[[ DATA FOR REVIEW open ]]
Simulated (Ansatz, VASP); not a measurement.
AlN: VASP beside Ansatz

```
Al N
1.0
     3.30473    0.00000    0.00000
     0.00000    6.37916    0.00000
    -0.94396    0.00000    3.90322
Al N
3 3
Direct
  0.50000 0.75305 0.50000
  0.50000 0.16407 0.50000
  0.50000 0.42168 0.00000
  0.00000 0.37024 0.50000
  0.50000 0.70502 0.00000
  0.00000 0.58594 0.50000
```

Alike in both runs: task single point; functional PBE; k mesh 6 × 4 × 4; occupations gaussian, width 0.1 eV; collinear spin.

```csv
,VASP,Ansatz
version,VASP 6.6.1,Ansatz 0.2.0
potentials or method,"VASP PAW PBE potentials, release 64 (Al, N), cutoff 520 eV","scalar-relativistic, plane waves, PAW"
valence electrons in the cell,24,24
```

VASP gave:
[[ DATA FOR REVIEW closed ]]

The exact wording of every entry above should be written out again.

Simulated (Ansatz, VASP); not a measurement.
AlN: VASP beside Ansatz

```
Al N
1.0
     3.30473    0.00000    0.00000
     0.00000    6.37916    0.00000
    -0.94396    0.00000    3.90322
Al N
3 3
Direct
  0.50000 0.75305 0.50000
  0.50000 0.16407 0.50000
  0.50000 0.42168 0.00000
  0.00000 0.37024 0.50000
  0.50000 0.70502 0.00000
  0.00000 0.58594 0.50000
```

Alike in both runs: task single point; functional PBE; k mesh 6 × 4 × 4; occupations gaussian, width 0.1 eV; collinear spin.

```csv
,VASP,Ansatz
version,VASP 6.6.1,Ansatz 0.2.0
potentials or method,"VASP PAW PBE potentials, release 64 (Al, N), cutoff 520 eV","scalar-relativistic, plane waves, PAW"
valence electrons in the cell,24,24
```

VASP gave:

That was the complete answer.